######

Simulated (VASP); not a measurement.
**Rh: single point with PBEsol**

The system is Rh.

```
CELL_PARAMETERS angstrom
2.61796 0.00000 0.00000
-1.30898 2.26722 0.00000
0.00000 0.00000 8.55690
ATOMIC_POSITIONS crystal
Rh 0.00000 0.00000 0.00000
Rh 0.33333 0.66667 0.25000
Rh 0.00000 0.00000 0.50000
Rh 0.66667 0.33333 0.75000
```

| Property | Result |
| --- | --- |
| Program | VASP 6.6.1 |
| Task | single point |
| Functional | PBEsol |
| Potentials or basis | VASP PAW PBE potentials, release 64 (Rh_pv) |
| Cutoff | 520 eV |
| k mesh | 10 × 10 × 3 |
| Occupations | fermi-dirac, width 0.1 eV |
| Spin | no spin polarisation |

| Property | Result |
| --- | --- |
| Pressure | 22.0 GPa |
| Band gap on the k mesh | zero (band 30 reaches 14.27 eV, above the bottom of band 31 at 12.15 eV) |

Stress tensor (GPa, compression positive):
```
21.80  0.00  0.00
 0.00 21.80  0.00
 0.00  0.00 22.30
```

######

Work instruction: Please reply with an exact copy of the lines above, starting at the first and ending at the line that holds "spin polarisation |".

Response area:
Simulated (VASP); not a measurement.
**Rh: single point with PBEsol**

The system is Rh.

```
CELL_PARAMETERS angstrom
2.61796 0.00000 0.00000
-1.30898 2.26722 0.00000
0.00000 0.00000 8.55690
ATOMIC_POSITIONS crystal
Rh 0.00000 0.00000 0.00000
Rh 0.33333 0.66667 0.25000
Rh 0.00000 0.00000 0.50000
Rh 0.66667 0.33333 0.75000
```

| Property | Result |
| --- | --- |
| Program | VASP 6.6.1 |
| Task | single point |
| Functional | PBEsol |
| Potentials or basis | VASP PAW PBE potentials, release 64 (Rh_pv) |
| Cutoff | 520 eV |
| k mesh | 10 × 10 × 3 |
| Occupations | fermi-dirac, width 0.1 eV |
| Spin | no spin polarisation |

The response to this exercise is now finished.